• Listed entries
__________________________________________________

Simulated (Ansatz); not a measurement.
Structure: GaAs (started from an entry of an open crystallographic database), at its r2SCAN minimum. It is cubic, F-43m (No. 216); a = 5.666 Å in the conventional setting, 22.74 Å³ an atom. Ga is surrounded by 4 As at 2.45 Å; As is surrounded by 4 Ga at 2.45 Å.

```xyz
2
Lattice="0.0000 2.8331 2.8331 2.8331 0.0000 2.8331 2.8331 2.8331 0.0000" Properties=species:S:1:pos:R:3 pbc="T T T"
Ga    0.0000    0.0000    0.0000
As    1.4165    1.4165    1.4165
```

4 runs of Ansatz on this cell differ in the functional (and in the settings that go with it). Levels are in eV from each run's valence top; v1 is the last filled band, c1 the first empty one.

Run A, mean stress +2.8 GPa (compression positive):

__________________________________________________

• Work instruction
Starting with the first line of the records above, give back each line exactly until the line with "4 runs of Ansatz" has been given as well.

• Written solution
Simulated (Ansatz); not a measurement.
Structure: GaAs (started from an entry of an open crystallographic database), at its r2SCAN minimum. It is cubic, F-43m (No. 216); a = 5.666 Å in the conventional setting, 22.74 Å³ an atom. Ga is surrounded by 4 As at 2.45 Å; As is surrounded by 4 Ga at 2.45 Å.

```xyz
2
Lattice="0.0000 2.8331 2.8331 2.8331 0.0000 2.8331 2.8331 2.8331 0.0000" Properties=species:S:1:pos:R:3 pbc="T T T"
Ga    0.0000    0.0000    0.0000
As    1.4165    1.4165    1.4165
```

4 runs of Ansatz on this cell differ in the functional (and in the settings that go with it). Levels are in eV from each run's valence top; v1 is the last filled band, c1 the first empty one.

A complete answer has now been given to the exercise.